## Exercise
The lines from the top of the records below through the one containing "of a trajectory**" are to be transcribed exactly, and nothing else is to be added.

------------------------------------------------------------

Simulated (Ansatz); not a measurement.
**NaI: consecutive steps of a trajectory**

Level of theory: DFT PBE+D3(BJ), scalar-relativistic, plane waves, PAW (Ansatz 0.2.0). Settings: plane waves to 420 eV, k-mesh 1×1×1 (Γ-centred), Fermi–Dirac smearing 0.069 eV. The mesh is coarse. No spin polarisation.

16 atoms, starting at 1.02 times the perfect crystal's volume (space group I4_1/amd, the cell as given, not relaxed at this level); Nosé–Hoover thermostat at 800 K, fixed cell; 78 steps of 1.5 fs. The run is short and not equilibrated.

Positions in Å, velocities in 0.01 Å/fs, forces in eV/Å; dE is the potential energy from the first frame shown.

------------------------------------------------------------

## Task solution
Simulated (Ansatz); not a measurement.
**NaI: consecutive steps of a trajectory**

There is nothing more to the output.